Activity » What you need to produce from the material below is an exact transcription of the lines from the one with "# BeHOCl; SMILES [OH][Be][Cl]" through the one with "Atoms are numbered in this order, from 1.", both included, and no other line.

Material provided »
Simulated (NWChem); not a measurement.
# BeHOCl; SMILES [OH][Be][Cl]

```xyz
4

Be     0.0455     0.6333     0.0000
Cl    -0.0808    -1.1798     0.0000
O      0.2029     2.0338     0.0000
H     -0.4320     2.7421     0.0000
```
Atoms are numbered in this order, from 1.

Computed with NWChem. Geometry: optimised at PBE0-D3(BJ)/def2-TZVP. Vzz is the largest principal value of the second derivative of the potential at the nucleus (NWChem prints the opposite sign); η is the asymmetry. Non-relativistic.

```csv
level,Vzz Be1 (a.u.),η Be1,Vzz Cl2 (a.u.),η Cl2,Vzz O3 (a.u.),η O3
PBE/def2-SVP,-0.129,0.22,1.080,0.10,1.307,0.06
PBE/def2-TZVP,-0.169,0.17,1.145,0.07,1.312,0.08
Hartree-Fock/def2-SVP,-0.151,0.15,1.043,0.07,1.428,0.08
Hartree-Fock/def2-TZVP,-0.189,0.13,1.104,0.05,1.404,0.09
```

Exercise output »
# BeHOCl; SMILES [OH][Be][Cl]

```xyz
4

Be     0.0455     0.6333     0.0000
Cl    -0.0808    -1.1798     0.0000
O      0.2029     2.0338     0.0000
H     -0.4320     2.7421     0.0000
```
Atoms are numbered in this order, from 1.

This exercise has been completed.